-- Information shown --
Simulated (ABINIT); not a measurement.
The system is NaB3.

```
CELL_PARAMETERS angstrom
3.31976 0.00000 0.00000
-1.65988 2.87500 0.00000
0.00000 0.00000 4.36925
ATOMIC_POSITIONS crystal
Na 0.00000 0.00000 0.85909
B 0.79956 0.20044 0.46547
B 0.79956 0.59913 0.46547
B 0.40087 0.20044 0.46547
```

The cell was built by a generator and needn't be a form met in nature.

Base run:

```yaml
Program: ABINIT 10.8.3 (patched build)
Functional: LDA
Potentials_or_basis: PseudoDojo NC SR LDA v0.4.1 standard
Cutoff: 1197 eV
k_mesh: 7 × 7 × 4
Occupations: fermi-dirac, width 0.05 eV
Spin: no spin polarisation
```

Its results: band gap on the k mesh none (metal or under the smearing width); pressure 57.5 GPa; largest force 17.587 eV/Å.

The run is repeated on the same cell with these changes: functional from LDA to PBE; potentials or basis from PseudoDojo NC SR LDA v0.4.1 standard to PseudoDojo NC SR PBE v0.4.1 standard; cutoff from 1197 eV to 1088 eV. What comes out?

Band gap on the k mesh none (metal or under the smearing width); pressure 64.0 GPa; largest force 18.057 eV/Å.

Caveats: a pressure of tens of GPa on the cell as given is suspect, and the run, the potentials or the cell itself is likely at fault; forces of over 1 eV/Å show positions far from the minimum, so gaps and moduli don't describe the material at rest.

-- Requirement --
Only the lines from the start of the material through the line containing "force 18.057 eV/Å." belong in the answer, each copied exactly.

-- Response area --
Simulated (ABINIT); not a measurement.
The system is NaB3.

```
CELL_PARAMETERS angstrom
3.31976 0.00000 0.00000
-1.65988 2.87500 0.00000
0.00000 0.00000 4.36925
ATOMIC_POSITIONS crystal
Na 0.00000 0.00000 0.85909
B 0.79956 0.20044 0.46547
B 0.79956 0.59913 0.46547
B 0.40087 0.20044 0.46547
```

The cell was built by a generator and needn't be a form met in nature.

Base run:

```yaml
Program: ABINIT 10.8.3 (patched build)
Functional: LDA
Potentials_or_basis: PseudoDojo NC SR LDA v0.4.1 standard
Cutoff: 1197 eV
k_mesh: 7 × 7 × 4
Occupations: fermi-dirac, width 0.05 eV
Spin: no spin polarisation
```

Its results: band gap on the k mesh none (metal or under the smearing width); pressure 57.5 GPa; largest force 17.587 eV/Å.

The run is repeated on the same cell with these changes: functional from LDA to PBE; potentials or basis from PseudoDojo NC SR LDA v0.4.1 standard to PseudoDojo NC SR PBE v0.4.1 standard; cutoff from 1197 eV to 1088 eV. What comes out?

Band gap on the k mesh none (metal or under the smearing width); pressure 64.0 GPa; largest force 18.057 eV/Å.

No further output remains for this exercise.